Work instruction: Repeat the entries that follow, exactly as they are written.

[Study material Boundary: Start]

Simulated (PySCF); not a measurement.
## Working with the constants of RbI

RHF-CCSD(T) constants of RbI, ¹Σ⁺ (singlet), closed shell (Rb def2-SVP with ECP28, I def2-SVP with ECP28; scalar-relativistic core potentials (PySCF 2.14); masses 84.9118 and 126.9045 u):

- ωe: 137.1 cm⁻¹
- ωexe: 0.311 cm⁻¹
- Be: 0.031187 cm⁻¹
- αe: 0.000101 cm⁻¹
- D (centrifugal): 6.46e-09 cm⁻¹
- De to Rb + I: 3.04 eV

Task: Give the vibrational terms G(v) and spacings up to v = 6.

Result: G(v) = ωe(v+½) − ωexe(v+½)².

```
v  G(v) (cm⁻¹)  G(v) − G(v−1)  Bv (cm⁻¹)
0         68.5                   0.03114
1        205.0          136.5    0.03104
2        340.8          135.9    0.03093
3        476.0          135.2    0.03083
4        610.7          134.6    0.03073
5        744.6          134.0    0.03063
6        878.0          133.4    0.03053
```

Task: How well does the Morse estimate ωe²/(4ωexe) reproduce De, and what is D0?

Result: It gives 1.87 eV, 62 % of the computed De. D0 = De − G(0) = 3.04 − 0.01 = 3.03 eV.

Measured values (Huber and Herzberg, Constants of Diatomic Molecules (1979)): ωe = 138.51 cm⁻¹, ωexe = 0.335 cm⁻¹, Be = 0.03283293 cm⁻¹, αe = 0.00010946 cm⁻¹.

[Study material Boundary: End]

Response:
Simulated (PySCF); not a measurement.
## Working with the constants of RbI

RHF-CCSD(T) constants of RbI, ¹Σ⁺ (singlet), closed shell (Rb def2-SVP with ECP28, I def2-SVP with ECP28; scalar-relativistic core potentials (PySCF 2.14); masses 84.9118 and 126.9045 u):

- ωe: 137.1 cm⁻¹
- ωexe: 0.311 cm⁻¹
- Be: 0.031187 cm⁻¹
- αe: 0.000101 cm⁻¹
- D (centrifugal): 6.46e-09 cm⁻¹
- De to Rb + I: 3.04 eV

Task: Give the vibrational terms G(v) and spacings up to v = 6.

Result: G(v) = ωe(v+½) − ωexe(v+½)².

```
v  G(v) (cm⁻¹)  G(v) − G(v−1)  Bv (cm⁻¹)
0         68.5                   0.03114
1        205.0          136.5    0.03104
2        340.8          135.9    0.03093
3        476.0          135.2    0.03083
4        610.7          134.6    0.03073
5        744.6          134.0    0.03063
6        878.0          133.4    0.03053
```

Task: How well does the Morse estimate ωe²/(4ωexe) reproduce De, and what is D0?

Result: It gives 1.87 eV, 62 % of the computed De. D0 = De − G(0) = 3.04 − 0.01 = 3.03 eV.

Measured values (Huber and Herzberg, Constants of Diatomic Molecules (1979)): ωe = 138.51 cm⁻¹, ωexe = 0.335 cm⁻¹, Be = 0.03283293 cm⁻¹, αe = 0.00010946 cm⁻¹.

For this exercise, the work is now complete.